<<<<

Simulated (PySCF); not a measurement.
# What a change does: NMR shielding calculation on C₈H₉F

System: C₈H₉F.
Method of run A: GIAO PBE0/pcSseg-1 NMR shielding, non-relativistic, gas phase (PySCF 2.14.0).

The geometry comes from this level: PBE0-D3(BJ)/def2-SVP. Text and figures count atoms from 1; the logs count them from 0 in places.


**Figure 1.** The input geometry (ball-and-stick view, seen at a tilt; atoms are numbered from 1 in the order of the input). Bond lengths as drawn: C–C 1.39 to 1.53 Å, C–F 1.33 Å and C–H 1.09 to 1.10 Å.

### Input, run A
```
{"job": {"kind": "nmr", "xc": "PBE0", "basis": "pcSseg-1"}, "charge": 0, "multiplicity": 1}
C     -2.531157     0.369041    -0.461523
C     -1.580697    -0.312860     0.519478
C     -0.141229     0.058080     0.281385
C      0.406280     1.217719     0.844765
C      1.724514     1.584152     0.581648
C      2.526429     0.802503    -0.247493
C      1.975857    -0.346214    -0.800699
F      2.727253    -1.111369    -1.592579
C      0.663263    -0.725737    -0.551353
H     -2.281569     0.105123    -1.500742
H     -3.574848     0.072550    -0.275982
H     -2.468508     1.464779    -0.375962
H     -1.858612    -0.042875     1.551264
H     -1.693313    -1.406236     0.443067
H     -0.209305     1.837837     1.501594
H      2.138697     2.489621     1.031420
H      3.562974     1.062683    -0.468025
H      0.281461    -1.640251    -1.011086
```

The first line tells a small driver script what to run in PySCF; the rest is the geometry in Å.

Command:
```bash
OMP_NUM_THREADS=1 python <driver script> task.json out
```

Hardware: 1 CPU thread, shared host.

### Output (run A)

>>>>

§ Task item
The lines above starting at the one that contains "The first line" and ending at the one that contains "Hardware: 1 CPU thread, shared host." must be transcribed exactly, and no other lines may appear.

§ Task output
The first line tells a small driver script what to run in PySCF; the rest is the geometry in Å.

Command:
```bash
OMP_NUM_THREADS=1 python <driver script> task.json out
```

Hardware: 1 CPU thread, shared host.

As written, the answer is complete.